* _Activity_
Copying exactly, give the lines in the material below from the one with "Bonds between the" to the one with "Answer: C–H: 0.93 (2 bonds).", ends included, and nothing besides.

╔══
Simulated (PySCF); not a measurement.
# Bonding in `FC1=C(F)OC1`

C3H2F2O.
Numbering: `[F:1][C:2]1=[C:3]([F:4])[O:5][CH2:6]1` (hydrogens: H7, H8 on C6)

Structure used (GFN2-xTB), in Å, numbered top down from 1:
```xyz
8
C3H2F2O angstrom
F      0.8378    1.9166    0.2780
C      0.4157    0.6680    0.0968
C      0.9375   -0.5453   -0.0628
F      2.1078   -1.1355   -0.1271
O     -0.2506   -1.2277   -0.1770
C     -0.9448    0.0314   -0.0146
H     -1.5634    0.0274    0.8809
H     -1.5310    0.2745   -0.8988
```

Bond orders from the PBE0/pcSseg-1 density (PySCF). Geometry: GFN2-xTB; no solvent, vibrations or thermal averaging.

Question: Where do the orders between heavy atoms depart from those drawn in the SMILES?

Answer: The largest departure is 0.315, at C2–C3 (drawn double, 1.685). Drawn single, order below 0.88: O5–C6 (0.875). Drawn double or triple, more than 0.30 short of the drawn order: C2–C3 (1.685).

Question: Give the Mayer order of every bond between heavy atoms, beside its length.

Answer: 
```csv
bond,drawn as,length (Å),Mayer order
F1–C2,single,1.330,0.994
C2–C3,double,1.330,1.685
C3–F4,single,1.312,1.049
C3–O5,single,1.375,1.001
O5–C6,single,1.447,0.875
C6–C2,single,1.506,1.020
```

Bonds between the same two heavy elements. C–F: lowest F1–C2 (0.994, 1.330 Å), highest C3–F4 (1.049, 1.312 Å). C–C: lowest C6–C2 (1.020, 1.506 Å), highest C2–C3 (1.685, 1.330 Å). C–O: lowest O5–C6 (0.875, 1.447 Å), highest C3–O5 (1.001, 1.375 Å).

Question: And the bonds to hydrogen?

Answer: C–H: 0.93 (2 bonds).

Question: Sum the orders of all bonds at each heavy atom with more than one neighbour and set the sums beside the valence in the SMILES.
╚══

* _Your solution_
Bonds between the same two heavy elements. C–F: lowest F1–C2 (0.994, 1.330 Å), highest C3–F4 (1.049, 1.312 Å). C–C: lowest C6–C2 (1.020, 1.506 Å), highest C2–C3 (1.685, 1.330 Å). C–O: lowest O5–C6 (0.875, 1.447 Å), highest C3–O5 (1.001, 1.375 Å).

Question: And the bonds to hydrogen?

Answer: C–H: 0.93 (2 bonds).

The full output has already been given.